## Action item
Each line of the data has to be written out again exactly as shown.

## Record set
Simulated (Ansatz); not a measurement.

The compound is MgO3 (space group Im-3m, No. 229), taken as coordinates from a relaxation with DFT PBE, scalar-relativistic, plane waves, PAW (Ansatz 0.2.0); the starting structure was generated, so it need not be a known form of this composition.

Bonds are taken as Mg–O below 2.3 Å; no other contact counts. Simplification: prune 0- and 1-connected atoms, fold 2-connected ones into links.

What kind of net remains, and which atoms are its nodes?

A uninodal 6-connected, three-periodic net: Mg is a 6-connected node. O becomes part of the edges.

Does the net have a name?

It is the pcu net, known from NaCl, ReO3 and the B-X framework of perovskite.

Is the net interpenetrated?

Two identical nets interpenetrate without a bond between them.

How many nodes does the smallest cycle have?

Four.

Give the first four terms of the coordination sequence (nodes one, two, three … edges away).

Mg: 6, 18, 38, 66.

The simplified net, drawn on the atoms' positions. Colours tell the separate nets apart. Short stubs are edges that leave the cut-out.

## Written reply
Simulated (Ansatz); not a measurement.

The compound is MgO3 (space group Im-3m, No. 229), taken as coordinates from a relaxation with DFT PBE, scalar-relativistic, plane waves, PAW (Ansatz 0.2.0); the starting structure was generated, so it need not be a known form of this composition.

Bonds are taken as Mg–O below 2.3 Å; no other contact counts. Simplification: prune 0- and 1-connected atoms, fold 2-connected ones into links.

What kind of net remains, and which atoms are its nodes?

A uninodal 6-connected, three-periodic net: Mg is a 6-connected node. O becomes part of the edges.

Does the net have a name?

It is the pcu net, known from NaCl, ReO3 and the B-X framework of perovskite.

Is the net interpenetrated?

Two identical nets interpenetrate without a bond between them.

How many nodes does the smallest cycle have?

Four.

Give the first four terms of the coordination sequence (nodes one, two, three … edges away).

Mg: 6, 18, 38, 66.

The simplified net, drawn on the atoms' positions. Colours tell the separate nets apart. Short stubs are edges that leave the cut-out.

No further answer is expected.